- _STUDY MATERIAL_:
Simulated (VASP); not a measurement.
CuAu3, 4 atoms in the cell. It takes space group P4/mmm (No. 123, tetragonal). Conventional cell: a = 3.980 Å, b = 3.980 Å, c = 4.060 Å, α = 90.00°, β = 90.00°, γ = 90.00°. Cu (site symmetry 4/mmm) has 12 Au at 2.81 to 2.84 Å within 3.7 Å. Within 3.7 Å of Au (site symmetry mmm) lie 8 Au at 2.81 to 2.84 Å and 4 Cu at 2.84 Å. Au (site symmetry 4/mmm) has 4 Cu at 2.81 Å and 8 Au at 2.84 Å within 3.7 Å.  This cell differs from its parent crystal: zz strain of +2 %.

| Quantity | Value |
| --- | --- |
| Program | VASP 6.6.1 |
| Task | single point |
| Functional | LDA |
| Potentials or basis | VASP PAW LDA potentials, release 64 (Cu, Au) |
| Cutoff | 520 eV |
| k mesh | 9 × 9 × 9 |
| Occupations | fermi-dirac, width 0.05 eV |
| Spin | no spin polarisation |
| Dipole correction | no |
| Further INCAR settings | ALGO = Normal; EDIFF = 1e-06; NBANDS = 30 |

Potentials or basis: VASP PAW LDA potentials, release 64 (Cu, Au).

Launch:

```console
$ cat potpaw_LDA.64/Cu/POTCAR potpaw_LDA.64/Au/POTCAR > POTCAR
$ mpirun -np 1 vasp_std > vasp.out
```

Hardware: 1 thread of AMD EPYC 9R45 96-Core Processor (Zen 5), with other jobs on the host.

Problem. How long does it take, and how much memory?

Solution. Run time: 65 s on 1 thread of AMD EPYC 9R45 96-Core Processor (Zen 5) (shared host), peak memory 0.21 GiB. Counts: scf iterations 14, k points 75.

- _TASK ITEM_:
Everything from the first line of the records above to the line containing "Problem. How long", inclusive, should be repeated exactly; leave out the rest.

- _EXPECTED ANSWER_:
Simulated (VASP); not a measurement.
CuAu3, 4 atoms in the cell. It takes space group P4/mmm (No. 123, tetragonal). Conventional cell: a = 3.980 Å, b = 3.980 Å, c = 4.060 Å, α = 90.00°, β = 90.00°, γ = 90.00°. Cu (site symmetry 4/mmm) has 12 Au at 2.81 to 2.84 Å within 3.7 Å. Within 3.7 Å of Au (site symmetry mmm) lie 8 Au at 2.81 to 2.84 Å and 4 Cu at 2.84 Å. Au (site symmetry 4/mmm) has 4 Cu at 2.81 Å and 8 Au at 2.84 Å within 3.7 Å.  This cell differs from its parent crystal: zz strain of +2 %.

| Quantity | Value |
| --- | --- |
| Program | VASP 6.6.1 |
| Task | single point |
| Functional | LDA |
| Potentials or basis | VASP PAW LDA potentials, release 64 (Cu, Au) |
| Cutoff | 520 eV |
| k mesh | 9 × 9 × 9 |
| Occupations | fermi-dirac, width 0.05 eV |
| Spin | no spin polarisation |
| Dipole correction | no |
| Further INCAR settings | ALGO = Normal; EDIFF = 1e-06; NBANDS = 30 |

Potentials or basis: VASP PAW LDA potentials, release 64 (Cu, Au).

Launch:

```console
$ cat potpaw_LDA.64/Cu/POTCAR potpaw_LDA.64/Au/POTCAR > POTCAR
$ mpirun -np 1 vasp_std > vasp.out
```

Hardware: 1 thread of AMD EPYC 9R45 96-Core Processor (Zen 5), with other jobs on the host.

Problem. How long does it take, and how much memory?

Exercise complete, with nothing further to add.